#### [Entries shown]
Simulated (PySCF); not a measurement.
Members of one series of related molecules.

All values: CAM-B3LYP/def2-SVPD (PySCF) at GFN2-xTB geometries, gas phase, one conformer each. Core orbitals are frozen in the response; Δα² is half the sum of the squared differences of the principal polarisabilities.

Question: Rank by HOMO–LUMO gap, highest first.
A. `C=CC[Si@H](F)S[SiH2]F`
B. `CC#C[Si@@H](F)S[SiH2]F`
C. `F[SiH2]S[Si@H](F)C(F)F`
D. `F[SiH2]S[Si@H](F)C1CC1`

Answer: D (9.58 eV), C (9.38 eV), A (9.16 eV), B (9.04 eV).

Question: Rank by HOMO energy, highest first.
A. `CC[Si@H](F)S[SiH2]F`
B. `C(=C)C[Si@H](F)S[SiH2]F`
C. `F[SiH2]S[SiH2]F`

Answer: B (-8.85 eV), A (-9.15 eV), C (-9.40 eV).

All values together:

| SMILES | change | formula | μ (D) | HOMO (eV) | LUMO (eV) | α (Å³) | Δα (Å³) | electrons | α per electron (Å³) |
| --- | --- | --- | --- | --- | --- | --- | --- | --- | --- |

#### [Task item]
The records above are to be set down again exactly as written.

#### [Written answer]
Simulated (PySCF); not a measurement.
Members of one series of related molecules.

All values: CAM-B3LYP/def2-SVPD (PySCF) at GFN2-xTB geometries, gas phase, one conformer each. Core orbitals are frozen in the response; Δα² is half the sum of the squared differences of the principal polarisabilities.

Question: Rank by HOMO–LUMO gap, highest first.
A. `C=CC[Si@H](F)S[SiH2]F`
B. `CC#C[Si@@H](F)S[SiH2]F`
C. `F[SiH2]S[Si@H](F)C(F)F`
D. `F[SiH2]S[Si@H](F)C1CC1`

Answer: D (9.58 eV), C (9.38 eV), A (9.16 eV), B (9.04 eV).

Question: Rank by HOMO energy, highest first.
A. `CC[Si@H](F)S[SiH2]F`
B. `C(=C)C[Si@H](F)S[SiH2]F`
C. `F[SiH2]S[SiH2]F`

Answer: B (-8.85 eV), A (-9.15 eV), C (-9.40 eV).

All values together:

| SMILES | change | formula | μ (D) | HOMO (eV) | LUMO (eV) | α (Å³) | Δα (Å³) | electrons | α per electron (Å³) |
| --- | --- | --- | --- | --- | --- | --- | --- | --- | --- |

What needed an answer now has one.